**Assignment:** Please return the whole listing, character for character.

**Information:**
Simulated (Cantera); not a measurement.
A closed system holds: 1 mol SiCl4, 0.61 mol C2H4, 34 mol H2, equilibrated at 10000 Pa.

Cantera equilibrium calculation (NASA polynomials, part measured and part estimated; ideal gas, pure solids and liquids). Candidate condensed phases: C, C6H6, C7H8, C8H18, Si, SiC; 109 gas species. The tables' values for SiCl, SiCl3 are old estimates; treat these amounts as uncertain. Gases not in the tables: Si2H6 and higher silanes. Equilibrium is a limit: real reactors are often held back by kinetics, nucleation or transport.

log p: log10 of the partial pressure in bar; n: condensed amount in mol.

**Exercise response:**
Simulated (Cantera); not a measurement.
A closed system holds: 1 mol SiCl4, 0.61 mol C2H4, 34 mol H2, equilibrated at 10000 Pa.

Cantera equilibrium calculation (NASA polynomials, part measured and part estimated; ideal gas, pure solids and liquids). Candidate condensed phases: C, C6H6, C7H8, C8H18, Si, SiC; 109 gas species. The tables' values for SiCl, SiCl3 are old estimates; treat these amounts as uncertain. Gases not in the tables: Si2H6 and higher silanes. Equilibrium is a limit: real reactors are often held back by kinetics, nucleation or transport.

log p: log10 of the partial pressure in bar; n: condensed amount in mol.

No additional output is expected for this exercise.